■ WORK INSTRUCTION ■
Copy out all the entries exactly.

■ DATA TO EXAMINE ■
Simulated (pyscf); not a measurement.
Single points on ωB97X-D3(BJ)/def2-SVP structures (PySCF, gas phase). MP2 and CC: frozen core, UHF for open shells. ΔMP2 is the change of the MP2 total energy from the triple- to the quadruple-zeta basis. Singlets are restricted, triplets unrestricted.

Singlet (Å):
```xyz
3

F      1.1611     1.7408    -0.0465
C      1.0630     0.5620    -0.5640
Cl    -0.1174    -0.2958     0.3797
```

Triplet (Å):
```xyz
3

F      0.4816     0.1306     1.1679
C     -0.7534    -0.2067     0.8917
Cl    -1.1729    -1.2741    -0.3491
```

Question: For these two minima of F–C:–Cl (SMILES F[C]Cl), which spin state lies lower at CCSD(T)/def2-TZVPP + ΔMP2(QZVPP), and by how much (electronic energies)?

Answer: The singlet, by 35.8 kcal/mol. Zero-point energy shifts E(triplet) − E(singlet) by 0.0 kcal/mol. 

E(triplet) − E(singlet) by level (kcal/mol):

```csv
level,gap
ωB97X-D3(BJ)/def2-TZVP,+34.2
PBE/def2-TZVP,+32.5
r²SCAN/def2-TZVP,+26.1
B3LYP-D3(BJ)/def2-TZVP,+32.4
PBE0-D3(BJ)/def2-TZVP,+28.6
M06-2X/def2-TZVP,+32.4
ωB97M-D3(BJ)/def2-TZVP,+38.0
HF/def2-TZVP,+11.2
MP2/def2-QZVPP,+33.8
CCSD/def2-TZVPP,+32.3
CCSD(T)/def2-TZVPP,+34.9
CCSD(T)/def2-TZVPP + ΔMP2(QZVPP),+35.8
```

■ ANSWER SECTION ■
Simulated (pyscf); not a measurement.
Single points on ωB97X-D3(BJ)/def2-SVP structures (PySCF, gas phase). MP2 and CC: frozen core, UHF for open shells. ΔMP2 is the change of the MP2 total energy from the triple- to the quadruple-zeta basis. Singlets are restricted, triplets unrestricted.

Singlet (Å):
```xyz
3

F      1.1611     1.7408    -0.0465
C      1.0630     0.5620    -0.5640
Cl    -0.1174    -0.2958     0.3797
```

Triplet (Å):
```xyz
3

F      0.4816     0.1306     1.1679
C     -0.7534    -0.2067     0.8917
Cl    -1.1729    -1.2741    -0.3491
```

Question: For these two minima of F–C:–Cl (SMILES F[C]Cl), which spin state lies lower at CCSD(T)/def2-TZVPP + ΔMP2(QZVPP), and by how much (electronic energies)?

Answer: The singlet, by 35.8 kcal/mol. Zero-point energy shifts E(triplet) − E(singlet) by 0.0 kcal/mol. 

E(triplet) − E(singlet) by level (kcal/mol):

```csv
level,gap
ωB97X-D3(BJ)/def2-TZVP,+34.2
PBE/def2-TZVP,+32.5
r²SCAN/def2-TZVP,+26.1
B3LYP-D3(BJ)/def2-TZVP,+32.4
PBE0-D3(BJ)/def2-TZVP,+28.6
M06-2X/def2-TZVP,+32.4
ωB97M-D3(BJ)/def2-TZVP,+38.0
HF/def2-TZVP,+11.2
MP2/def2-QZVPP,+33.8
CCSD/def2-TZVPP,+32.3
CCSD(T)/def2-TZVPP,+34.9
CCSD(T)/def2-TZVPP + ΔMP2(QZVPP),+35.8
```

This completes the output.